(Records provided)
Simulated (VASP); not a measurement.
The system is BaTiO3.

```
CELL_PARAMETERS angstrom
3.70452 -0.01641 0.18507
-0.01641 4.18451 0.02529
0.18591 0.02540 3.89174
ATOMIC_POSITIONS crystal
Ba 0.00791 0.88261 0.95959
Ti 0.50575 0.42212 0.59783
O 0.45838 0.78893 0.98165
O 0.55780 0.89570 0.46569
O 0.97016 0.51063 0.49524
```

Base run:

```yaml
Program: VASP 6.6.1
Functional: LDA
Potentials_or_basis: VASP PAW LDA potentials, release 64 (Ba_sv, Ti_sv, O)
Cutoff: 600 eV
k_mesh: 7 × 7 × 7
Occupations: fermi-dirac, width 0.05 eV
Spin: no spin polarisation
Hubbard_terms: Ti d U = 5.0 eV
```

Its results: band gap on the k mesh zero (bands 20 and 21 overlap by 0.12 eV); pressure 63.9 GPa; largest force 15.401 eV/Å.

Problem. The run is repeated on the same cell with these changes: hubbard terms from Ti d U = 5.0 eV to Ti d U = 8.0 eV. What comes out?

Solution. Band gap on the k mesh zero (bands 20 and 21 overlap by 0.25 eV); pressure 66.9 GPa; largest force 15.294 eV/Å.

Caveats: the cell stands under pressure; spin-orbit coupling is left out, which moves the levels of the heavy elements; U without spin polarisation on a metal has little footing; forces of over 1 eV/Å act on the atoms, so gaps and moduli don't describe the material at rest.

(Action item) The answer is the lines above between the line holding "Problem. The run" and the line holding "Solution. Band gap", inclusive, each written out exactly, and no others.

(Written solution)
Problem. The run is repeated on the same cell with these changes: hubbard terms from Ti d U = 5.0 eV to Ti d U = 8.0 eV. What comes out?

Solution. Band gap on the k mesh zero (bands 20 and 21 overlap by 0.25 eV); pressure 66.9 GPa; largest force 15.294 eV/Å.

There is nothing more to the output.